● Work task: The whole listing must be returned exactly, with no line missing.

● Dataset entries:
▬▬▬▬▬▬▬▬▬▬

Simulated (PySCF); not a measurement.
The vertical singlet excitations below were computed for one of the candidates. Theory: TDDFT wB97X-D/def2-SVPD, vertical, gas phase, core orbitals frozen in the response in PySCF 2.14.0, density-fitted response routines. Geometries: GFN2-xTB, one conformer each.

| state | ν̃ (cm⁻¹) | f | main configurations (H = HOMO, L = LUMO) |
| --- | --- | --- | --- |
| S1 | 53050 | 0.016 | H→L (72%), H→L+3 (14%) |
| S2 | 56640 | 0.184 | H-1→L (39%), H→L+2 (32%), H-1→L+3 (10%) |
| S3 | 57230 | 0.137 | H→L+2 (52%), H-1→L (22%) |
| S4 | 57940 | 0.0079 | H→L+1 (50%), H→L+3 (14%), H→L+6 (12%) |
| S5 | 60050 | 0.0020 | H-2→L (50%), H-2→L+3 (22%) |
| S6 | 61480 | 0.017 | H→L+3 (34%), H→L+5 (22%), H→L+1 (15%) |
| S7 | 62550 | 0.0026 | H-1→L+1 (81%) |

▬▬▬▬▬▬▬▬▬▬

● Written solution:
Simulated (PySCF); not a measurement.
The vertical singlet excitations below were computed for one of the candidates. Theory: TDDFT wB97X-D/def2-SVPD, vertical, gas phase, core orbitals frozen in the response in PySCF 2.14.0, density-fitted response routines. Geometries: GFN2-xTB, one conformer each.

| state | ν̃ (cm⁻¹) | f | main configurations (H = HOMO, L = LUMO) |
| --- | --- | --- | --- |
| S1 | 53050 | 0.016 | H→L (72%), H→L+3 (14%) |
| S2 | 56640 | 0.184 | H-1→L (39%), H→L+2 (32%), H-1→L+3 (10%) |
| S3 | 57230 | 0.137 | H→L+2 (52%), H-1→L (22%) |
| S4 | 57940 | 0.0079 | H→L+1 (50%), H→L+3 (14%), H→L+6 (12%) |
| S5 | 60050 | 0.0020 | H-2→L (50%), H-2→L+3 (22%) |
| S6 | 61480 | 0.017 | H→L+3 (34%), H→L+5 (22%), H→L+1 (15%) |
| S7 | 62550 | 0.0026 | H-1→L+1 (81%) |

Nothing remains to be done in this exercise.